▸ **Study material**

..............................

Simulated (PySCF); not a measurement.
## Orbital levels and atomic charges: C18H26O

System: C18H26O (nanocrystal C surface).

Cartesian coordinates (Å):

..............................

▸ **Requirement**
Each record needs to be given again exactly.

▸ **Task solution**
Simulated (PySCF); not a measurement.
## Orbital levels and atomic charges: C18H26O

System: C18H26O (nanocrystal C surface).

Cartesian coordinates (Å):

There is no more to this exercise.